REQUIREMENT — Please repeat the records, word for word and without gaps.

GIVEN ENTRIES —
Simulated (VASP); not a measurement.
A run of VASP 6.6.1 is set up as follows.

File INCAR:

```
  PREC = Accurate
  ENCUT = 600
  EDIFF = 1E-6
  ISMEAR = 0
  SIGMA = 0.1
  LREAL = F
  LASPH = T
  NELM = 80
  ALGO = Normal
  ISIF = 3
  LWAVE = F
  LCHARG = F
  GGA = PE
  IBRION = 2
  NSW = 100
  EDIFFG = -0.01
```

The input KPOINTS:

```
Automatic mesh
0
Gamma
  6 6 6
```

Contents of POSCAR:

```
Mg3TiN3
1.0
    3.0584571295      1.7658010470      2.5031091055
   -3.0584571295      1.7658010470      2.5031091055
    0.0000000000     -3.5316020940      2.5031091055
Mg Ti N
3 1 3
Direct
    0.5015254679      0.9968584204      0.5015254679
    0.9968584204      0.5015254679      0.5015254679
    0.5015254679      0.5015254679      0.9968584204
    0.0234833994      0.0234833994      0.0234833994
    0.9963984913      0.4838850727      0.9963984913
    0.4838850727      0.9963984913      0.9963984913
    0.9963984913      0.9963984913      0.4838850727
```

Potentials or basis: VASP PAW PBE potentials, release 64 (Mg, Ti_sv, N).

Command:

EXERCISE ANSWER —
Simulated (VASP); not a measurement.
A run of VASP 6.6.1 is set up as follows.

File INCAR:

```
  PREC = Accurate
  ENCUT = 600
  EDIFF = 1E-6
  ISMEAR = 0
  SIGMA = 0.1
  LREAL = F
  LASPH = T
  NELM = 80
  ALGO = Normal
  ISIF = 3
  LWAVE = F
  LCHARG = F
  GGA = PE
  IBRION = 2
  NSW = 100
  EDIFFG = -0.01
```

The input KPOINTS:

```
Automatic mesh
0
Gamma
  6 6 6
```

Contents of POSCAR:

```
Mg3TiN3
1.0
    3.0584571295      1.7658010470      2.5031091055
   -3.0584571295      1.7658010470      2.5031091055
    0.0000000000     -3.5316020940      2.5031091055
Mg Ti N
3 1 3
Direct
    0.5015254679      0.9968584204      0.5015254679
    0.9968584204      0.5015254679      0.5015254679
    0.5015254679      0.5015254679      0.9968584204
    0.0234833994      0.0234833994      0.0234833994
    0.9963984913      0.4838850727      0.9963984913
    0.4838850727      0.9963984913      0.9963984913
    0.9963984913      0.9963984913      0.4838850727
```

Potentials or basis: VASP PAW PBE potentials, release 64 (Mg, Ti_sv, N).

Command:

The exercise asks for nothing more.